• **Assigned task**
Please reproduce the data below exactly, from the first line through the line containing "Potentials or basis: VASP", and leave every later line out.

• **Dataset entries**
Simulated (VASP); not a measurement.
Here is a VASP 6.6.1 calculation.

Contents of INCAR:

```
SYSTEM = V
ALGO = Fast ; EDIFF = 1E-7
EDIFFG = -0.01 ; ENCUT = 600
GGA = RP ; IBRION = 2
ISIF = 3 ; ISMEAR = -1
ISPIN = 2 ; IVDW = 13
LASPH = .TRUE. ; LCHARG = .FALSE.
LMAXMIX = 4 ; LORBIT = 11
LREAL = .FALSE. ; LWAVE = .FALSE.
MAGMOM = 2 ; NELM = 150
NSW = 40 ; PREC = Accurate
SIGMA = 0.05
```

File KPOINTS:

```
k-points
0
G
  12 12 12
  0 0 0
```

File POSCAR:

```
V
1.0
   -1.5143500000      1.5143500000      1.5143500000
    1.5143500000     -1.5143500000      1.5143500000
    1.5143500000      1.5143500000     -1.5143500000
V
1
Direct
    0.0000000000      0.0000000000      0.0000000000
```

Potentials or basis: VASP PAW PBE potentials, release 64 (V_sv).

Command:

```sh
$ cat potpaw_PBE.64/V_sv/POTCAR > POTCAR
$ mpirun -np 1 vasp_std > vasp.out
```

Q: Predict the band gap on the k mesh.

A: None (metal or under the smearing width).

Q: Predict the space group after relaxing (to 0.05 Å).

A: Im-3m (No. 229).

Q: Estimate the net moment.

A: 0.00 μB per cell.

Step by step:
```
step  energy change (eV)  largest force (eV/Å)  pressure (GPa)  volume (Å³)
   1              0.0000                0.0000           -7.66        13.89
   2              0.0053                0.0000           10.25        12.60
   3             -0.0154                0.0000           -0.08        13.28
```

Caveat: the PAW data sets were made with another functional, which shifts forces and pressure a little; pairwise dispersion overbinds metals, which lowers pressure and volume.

• **Result**
Simulated (VASP); not a measurement.
Here is a VASP 6.6.1 calculation.

Contents of INCAR:

```
SYSTEM = V
ALGO = Fast ; EDIFF = 1E-7
EDIFFG = -0.01 ; ENCUT = 600
GGA = RP ; IBRION = 2
ISIF = 3 ; ISMEAR = -1
ISPIN = 2 ; IVDW = 13
LASPH = .TRUE. ; LCHARG = .FALSE.
LMAXMIX = 4 ; LORBIT = 11
LREAL = .FALSE. ; LWAVE = .FALSE.
MAGMOM = 2 ; NELM = 150
NSW = 40 ; PREC = Accurate
SIGMA = 0.05
```

File KPOINTS:

```
k-points
0
G
  12 12 12
  0 0 0
```

File POSCAR:

```
V
1.0
   -1.5143500000      1.5143500000      1.5143500000
    1.5143500000     -1.5143500000      1.5143500000
    1.5143500000      1.5143500000     -1.5143500000
V
1
Direct
    0.0000000000      0.0000000000      0.0000000000
```

Potentials or basis: VASP PAW PBE potentials, release 64 (V_sv).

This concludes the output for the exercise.